-------- DATASET RECORDS --------

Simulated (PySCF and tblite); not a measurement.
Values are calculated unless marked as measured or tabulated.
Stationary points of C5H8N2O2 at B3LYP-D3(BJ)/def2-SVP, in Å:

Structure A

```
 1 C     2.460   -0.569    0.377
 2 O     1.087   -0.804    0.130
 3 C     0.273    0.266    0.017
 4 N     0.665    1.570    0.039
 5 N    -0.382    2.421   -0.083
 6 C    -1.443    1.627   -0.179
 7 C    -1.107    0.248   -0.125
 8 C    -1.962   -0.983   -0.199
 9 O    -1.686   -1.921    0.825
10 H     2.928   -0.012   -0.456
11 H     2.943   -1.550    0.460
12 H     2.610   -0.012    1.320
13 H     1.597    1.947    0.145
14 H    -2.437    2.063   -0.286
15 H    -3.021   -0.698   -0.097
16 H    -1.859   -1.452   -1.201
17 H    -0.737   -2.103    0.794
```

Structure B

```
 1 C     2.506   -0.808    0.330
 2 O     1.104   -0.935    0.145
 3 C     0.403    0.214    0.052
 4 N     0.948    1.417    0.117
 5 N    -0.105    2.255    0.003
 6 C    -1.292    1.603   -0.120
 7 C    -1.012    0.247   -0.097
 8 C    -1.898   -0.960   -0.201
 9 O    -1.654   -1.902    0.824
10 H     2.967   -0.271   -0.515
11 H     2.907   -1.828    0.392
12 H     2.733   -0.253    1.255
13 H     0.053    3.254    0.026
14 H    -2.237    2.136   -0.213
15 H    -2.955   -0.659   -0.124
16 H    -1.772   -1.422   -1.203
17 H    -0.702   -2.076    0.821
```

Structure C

--------

* **EXERCISE**: Output the entire listing exactly as written.

* **PROBLEM SOLUTION**:
Simulated (PySCF and tblite); not a measurement.
Values are calculated unless marked as measured or tabulated.
Stationary points of C5H8N2O2 at B3LYP-D3(BJ)/def2-SVP, in Å:

Structure A

```
 1 C     2.460   -0.569    0.377
 2 O     1.087   -0.804    0.130
 3 C     0.273    0.266    0.017
 4 N     0.665    1.570    0.039
 5 N    -0.382    2.421   -0.083
 6 C    -1.443    1.627   -0.179
 7 C    -1.107    0.248   -0.125
 8 C    -1.962   -0.983   -0.199
 9 O    -1.686   -1.921    0.825
10 H     2.928   -0.012   -0.456
11 H     2.943   -1.550    0.460
12 H     2.610   -0.012    1.320
13 H     1.597    1.947    0.145
14 H    -2.437    2.063   -0.286
15 H    -3.021   -0.698   -0.097
16 H    -1.859   -1.452   -1.201
17 H    -0.737   -2.103    0.794
```

Structure B

```
 1 C     2.506   -0.808    0.330
 2 O     1.104   -0.935    0.145
 3 C     0.403    0.214    0.052
 4 N     0.948    1.417    0.117
 5 N    -0.105    2.255    0.003
 6 C    -1.292    1.603   -0.120
 7 C    -1.012    0.247   -0.097
 8 C    -1.898   -0.960   -0.201
 9 O    -1.654   -1.902    0.824
10 H     2.967   -0.271   -0.515
11 H     2.907   -1.828    0.392
12 H     2.733   -0.253    1.255
13 H     0.053    3.254    0.026
14 H    -2.237    2.136   -0.213
15 H    -2.955   -0.659   -0.124
16 H    -1.772   -1.422   -1.203
17 H    -0.702   -2.076    0.821
```

Structure C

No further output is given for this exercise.